> _Activity_: Transcribe the records below exactly, from their first line through the line containing "(The smallest cell of the table.)". Omit every line after it.

> _Entries provided_:
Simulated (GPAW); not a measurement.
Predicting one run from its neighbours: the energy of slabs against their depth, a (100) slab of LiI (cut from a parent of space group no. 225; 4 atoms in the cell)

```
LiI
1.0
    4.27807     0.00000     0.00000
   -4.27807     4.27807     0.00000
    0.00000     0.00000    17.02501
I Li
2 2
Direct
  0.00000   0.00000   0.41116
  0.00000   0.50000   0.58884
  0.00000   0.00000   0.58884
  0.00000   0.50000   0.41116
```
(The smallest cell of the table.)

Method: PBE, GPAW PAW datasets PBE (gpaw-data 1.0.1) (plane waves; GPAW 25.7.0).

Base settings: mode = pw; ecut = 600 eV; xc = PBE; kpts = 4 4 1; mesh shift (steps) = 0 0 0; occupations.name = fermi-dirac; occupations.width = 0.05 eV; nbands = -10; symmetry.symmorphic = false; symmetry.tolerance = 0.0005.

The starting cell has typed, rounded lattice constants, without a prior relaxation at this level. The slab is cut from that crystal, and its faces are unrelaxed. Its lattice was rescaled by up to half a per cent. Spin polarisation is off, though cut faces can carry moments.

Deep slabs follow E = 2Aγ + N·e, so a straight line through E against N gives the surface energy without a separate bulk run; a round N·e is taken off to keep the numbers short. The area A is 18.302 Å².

> _Written response_:
Simulated (GPAW); not a measurement.
Predicting one run from its neighbours: the energy of slabs against their depth, a (100) slab of LiI (cut from a parent of space group no. 225; 4 atoms in the cell)

```
LiI
1.0
    4.27807     0.00000     0.00000
   -4.27807     4.27807     0.00000
    0.00000     0.00000    17.02501
I Li
2 2
Direct
  0.00000   0.00000   0.41116
  0.00000   0.50000   0.58884
  0.00000   0.00000   0.58884
  0.00000   0.50000   0.41116
```
(The smallest cell of the table.)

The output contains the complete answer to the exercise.